=====

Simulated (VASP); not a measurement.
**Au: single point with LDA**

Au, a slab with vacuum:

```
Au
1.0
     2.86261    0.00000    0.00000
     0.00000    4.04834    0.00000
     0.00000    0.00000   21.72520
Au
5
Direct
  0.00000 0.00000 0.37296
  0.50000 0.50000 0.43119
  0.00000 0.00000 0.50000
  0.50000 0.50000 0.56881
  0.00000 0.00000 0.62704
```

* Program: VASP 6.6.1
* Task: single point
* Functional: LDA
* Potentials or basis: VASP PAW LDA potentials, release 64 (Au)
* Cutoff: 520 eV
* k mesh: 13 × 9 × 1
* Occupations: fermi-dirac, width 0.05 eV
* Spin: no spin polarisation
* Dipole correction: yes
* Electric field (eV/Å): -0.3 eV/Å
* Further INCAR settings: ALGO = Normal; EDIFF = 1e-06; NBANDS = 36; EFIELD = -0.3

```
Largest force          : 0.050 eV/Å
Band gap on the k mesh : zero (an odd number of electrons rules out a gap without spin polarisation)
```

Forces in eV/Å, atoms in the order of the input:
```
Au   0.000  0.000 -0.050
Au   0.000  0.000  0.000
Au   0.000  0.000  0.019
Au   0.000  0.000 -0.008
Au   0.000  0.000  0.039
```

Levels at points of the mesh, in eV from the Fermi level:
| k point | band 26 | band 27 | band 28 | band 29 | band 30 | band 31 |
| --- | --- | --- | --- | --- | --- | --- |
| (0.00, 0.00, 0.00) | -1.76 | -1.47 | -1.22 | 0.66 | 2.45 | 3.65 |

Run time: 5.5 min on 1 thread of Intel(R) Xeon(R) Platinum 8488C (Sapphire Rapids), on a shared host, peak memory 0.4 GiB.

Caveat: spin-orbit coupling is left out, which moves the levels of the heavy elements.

=====

*Work order*: Here the job is to set down exactly the lines of the material above that fall between the one with "Levels at points" and the one with "Run time: 5.5", inclusive, and nothing beyond them.

*Task output*:
Levels at points of the mesh, in eV from the Fermi level:
| k point | band 26 | band 27 | band 28 | band 29 | band 30 | band 31 |
| --- | --- | --- | --- | --- | --- | --- |
| (0.00, 0.00, 0.00) | -1.76 | -1.47 | -1.22 | 0.66 | 2.45 | 3.65 |

Run time: 5.5 min on 1 thread of Intel(R) Xeon(R) Platinum 8488C (Sapphire Rapids), on a shared host, peak memory 0.4 GiB.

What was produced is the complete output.